- _Task item_: Write out again only the lines that run from the start of the entries to the line containing "Answer: C (27.68", both included.

- _Data shown_:

====

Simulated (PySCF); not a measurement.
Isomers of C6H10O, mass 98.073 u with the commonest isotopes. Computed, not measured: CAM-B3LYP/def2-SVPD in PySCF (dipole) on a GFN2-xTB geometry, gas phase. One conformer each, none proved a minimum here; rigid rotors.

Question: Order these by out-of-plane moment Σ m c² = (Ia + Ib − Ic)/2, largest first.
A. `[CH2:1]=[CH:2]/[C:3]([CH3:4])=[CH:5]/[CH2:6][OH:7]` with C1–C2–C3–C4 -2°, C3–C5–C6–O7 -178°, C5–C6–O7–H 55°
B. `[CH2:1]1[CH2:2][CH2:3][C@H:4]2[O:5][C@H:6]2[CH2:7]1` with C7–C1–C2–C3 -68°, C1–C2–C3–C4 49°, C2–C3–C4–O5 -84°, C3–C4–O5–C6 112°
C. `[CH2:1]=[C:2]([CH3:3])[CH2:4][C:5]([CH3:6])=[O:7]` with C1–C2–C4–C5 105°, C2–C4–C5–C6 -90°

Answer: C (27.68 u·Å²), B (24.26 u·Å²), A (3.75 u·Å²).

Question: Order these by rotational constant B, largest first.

====

- _Your solution_:
Simulated (PySCF); not a measurement.
Isomers of C6H10O, mass 98.073 u with the commonest isotopes. Computed, not measured: CAM-B3LYP/def2-SVPD in PySCF (dipole) on a GFN2-xTB geometry, gas phase. One conformer each, none proved a minimum here; rigid rotors.

Question: Order these by out-of-plane moment Σ m c² = (Ia + Ib − Ic)/2, largest first.
A. `[CH2:1]=[CH:2]/[C:3]([CH3:4])=[CH:5]/[CH2:6][OH:7]` with C1–C2–C3–C4 -2°, C3–C5–C6–O7 -178°, C5–C6–O7–H 55°
B. `[CH2:1]1[CH2:2][CH2:3][C@H:4]2[O:5][C@H:6]2[CH2:7]1` with C7–C1–C2–C3 -68°, C1–C2–C3–C4 49°, C2–C3–C4–O5 -84°, C3–C4–O5–C6 112°
C. `[CH2:1]=[C:2]([CH3:3])[CH2:4][C:5]([CH3:6])=[O:7]` with C1–C2–C4–C5 105°, C2–C4–C5–C6 -90°

Answer: C (27.68 u·Å²), B (24.26 u·Å²), A (3.75 u·Å²).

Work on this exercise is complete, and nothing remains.